### Data excerpts:
+--
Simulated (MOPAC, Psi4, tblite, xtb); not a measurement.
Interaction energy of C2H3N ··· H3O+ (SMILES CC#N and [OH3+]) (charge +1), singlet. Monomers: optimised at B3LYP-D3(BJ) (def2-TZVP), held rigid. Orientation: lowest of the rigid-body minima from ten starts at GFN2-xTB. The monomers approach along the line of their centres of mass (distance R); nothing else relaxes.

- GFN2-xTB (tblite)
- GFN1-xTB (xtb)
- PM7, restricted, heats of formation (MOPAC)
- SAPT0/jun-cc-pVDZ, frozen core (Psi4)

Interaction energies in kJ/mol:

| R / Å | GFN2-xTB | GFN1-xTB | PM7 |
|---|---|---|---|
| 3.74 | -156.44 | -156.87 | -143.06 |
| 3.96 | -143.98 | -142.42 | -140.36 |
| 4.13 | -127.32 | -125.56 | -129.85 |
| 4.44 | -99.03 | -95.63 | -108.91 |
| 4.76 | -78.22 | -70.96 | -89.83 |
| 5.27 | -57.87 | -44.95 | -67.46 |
+--

### Work instruction:
Your output should be the listing's lines, exact and complete, from its first line to the line that contains "-70.96 | -89.83 |", inclusive.

### Response area:
Simulated (MOPAC, Psi4, tblite, xtb); not a measurement.
Interaction energy of C2H3N ··· H3O+ (SMILES CC#N and [OH3+]) (charge +1), singlet. Monomers: optimised at B3LYP-D3(BJ) (def2-TZVP), held rigid. Orientation: lowest of the rigid-body minima from ten starts at GFN2-xTB. The monomers approach along the line of their centres of mass (distance R); nothing else relaxes.

- GFN2-xTB (tblite)
- GFN1-xTB (xtb)
- PM7, restricted, heats of formation (MOPAC)
- SAPT0/jun-cc-pVDZ, frozen core (Psi4)

Interaction energies in kJ/mol:

| R / Å | GFN2-xTB | GFN1-xTB | PM7 |
|---|---|---|---|
| 3.74 | -156.44 | -156.87 | -143.06 |
| 3.96 | -143.98 | -142.42 | -140.36 |
| 4.13 | -127.32 | -125.56 | -129.85 |
| 4.44 | -99.03 | -95.63 | -108.91 |
| 4.76 | -78.22 | -70.96 | -89.83 |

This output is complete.